....................

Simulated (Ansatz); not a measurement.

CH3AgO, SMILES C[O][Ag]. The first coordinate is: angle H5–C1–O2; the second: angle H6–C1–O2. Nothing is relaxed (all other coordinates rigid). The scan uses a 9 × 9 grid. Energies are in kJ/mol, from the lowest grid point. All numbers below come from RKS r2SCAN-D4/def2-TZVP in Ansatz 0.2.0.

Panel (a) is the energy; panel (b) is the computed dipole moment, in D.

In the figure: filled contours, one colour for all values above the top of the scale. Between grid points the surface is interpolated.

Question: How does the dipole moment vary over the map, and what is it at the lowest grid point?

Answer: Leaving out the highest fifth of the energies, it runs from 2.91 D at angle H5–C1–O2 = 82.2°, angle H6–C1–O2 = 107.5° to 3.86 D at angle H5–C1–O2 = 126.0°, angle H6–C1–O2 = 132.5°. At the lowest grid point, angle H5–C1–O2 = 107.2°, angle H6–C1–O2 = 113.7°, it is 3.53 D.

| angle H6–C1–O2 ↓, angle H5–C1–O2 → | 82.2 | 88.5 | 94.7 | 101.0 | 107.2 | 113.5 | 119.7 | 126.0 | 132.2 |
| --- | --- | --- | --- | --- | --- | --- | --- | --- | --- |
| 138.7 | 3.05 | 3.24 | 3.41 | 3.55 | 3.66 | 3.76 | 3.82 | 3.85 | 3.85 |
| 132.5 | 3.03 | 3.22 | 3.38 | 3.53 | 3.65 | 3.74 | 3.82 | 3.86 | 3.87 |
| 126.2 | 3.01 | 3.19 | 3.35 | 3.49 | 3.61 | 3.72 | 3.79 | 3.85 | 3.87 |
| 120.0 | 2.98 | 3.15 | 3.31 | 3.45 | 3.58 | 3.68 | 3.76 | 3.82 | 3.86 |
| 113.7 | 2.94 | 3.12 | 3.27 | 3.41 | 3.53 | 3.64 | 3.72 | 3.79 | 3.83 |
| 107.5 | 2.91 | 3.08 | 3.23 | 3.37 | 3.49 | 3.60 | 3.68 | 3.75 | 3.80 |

....................

Your response should be the lines above from the first to the one containing "In the figure: filled", inclusive, each given exactly.

Simulated (Ansatz); not a measurement.

CH3AgO, SMILES C[O][Ag]. The first coordinate is: angle H5–C1–O2; the second: angle H6–C1–O2. Nothing is relaxed (all other coordinates rigid). The scan uses a 9 × 9 grid. Energies are in kJ/mol, from the lowest grid point. All numbers below come from RKS r2SCAN-D4/def2-TZVP in Ansatz 0.2.0.

Panel (a) is the energy; panel (b) is the computed dipole moment, in D.

In the figure: filled contours, one colour for all values above the top of the scale. Between grid points the surface is interpolated.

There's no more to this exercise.